#### REQUIRED ACTION
Copy exactly the lines of the records below, and only those lines, beginning with the line that contains "Compound: C6H9S (doublet state)." and ending with the line that contains "The calculation used".

#### DATA TO EXAMINE
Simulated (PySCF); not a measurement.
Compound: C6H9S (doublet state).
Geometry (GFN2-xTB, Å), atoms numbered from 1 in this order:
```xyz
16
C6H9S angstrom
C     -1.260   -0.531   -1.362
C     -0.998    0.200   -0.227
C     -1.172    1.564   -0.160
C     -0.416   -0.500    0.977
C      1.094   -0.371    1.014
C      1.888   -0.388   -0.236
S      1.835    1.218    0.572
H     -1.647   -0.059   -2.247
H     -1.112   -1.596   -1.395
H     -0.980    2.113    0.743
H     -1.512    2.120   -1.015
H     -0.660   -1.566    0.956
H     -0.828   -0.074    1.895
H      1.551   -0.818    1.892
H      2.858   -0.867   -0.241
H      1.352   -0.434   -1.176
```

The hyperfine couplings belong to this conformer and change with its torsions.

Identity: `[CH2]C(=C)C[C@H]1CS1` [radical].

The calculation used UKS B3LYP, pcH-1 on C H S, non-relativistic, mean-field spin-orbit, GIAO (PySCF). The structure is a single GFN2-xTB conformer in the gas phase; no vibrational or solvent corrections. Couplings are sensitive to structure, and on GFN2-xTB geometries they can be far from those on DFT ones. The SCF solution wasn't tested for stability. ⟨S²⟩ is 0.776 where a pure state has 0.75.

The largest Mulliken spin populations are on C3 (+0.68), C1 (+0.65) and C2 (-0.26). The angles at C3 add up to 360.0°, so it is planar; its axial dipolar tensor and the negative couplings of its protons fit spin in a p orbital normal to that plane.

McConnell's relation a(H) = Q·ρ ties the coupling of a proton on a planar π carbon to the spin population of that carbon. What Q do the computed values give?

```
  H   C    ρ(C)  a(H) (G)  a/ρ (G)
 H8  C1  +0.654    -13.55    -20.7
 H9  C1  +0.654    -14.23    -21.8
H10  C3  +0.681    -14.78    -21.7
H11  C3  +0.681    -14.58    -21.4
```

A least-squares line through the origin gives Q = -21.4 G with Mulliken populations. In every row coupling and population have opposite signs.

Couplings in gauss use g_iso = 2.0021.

#### RESPONSE AREA
Compound: C6H9S (doublet state).
Geometry (GFN2-xTB, Å), atoms numbered from 1 in this order:
```xyz
16
C6H9S angstrom
C     -1.260   -0.531   -1.362
C     -0.998    0.200   -0.227
C     -1.172    1.564   -0.160
C     -0.416   -0.500    0.977
C      1.094   -0.371    1.014
C      1.888   -0.388   -0.236
S      1.835    1.218    0.572
H     -1.647   -0.059   -2.247
H     -1.112   -1.596   -1.395
H     -0.980    2.113    0.743
H     -1.512    2.120   -1.015
H     -0.660   -1.566    0.956
H     -0.828   -0.074    1.895
H      1.551   -0.818    1.892
H      2.858   -0.867   -0.241
H      1.352   -0.434   -1.176
```

The hyperfine couplings belong to this conformer and change with its torsions.

Identity: `[CH2]C(=C)C[C@H]1CS1` [radical].

The calculation used UKS B3LYP, pcH-1 on C H S, non-relativistic, mean-field spin-orbit, GIAO (PySCF). The structure is a single GFN2-xTB conformer in the gas phase; no vibrational or solvent corrections. Couplings are sensitive to structure, and on GFN2-xTB geometries they can be far from those on DFT ones. The SCF solution wasn't tested for stability. ⟨S²⟩ is 0.776 where a pure state has 0.75.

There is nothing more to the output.